- STORED DATA:
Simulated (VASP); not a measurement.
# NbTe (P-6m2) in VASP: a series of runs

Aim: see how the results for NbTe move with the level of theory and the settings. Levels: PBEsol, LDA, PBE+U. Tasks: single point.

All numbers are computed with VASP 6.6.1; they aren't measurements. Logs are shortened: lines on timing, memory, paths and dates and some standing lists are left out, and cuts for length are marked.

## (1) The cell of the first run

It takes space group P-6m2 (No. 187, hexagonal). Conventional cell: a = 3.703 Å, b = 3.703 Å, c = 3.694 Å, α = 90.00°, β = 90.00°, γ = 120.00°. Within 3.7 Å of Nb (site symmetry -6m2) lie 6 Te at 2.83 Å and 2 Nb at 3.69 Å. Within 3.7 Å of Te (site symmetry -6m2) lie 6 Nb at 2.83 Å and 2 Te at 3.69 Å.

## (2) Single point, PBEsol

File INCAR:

- REQUIRED ACTION:
Of the lines above, retype only those from the line containing "# NbTe (P-6m2) in VASP: a series of runs" through the line containing "## (1) The cell of the first run", including both, exactly.

- RESPONSE BOX:
# NbTe (P-6m2) in VASP: a series of runs

Aim: see how the results for NbTe move with the level of theory and the settings. Levels: PBEsol, LDA, PBE+U. Tasks: single point.

All numbers are computed with VASP 6.6.1; they aren't measurements. Logs are shortened: lines on timing, memory, paths and dates and some standing lists are left out, and cuts for length are marked.

## (1) The cell of the first run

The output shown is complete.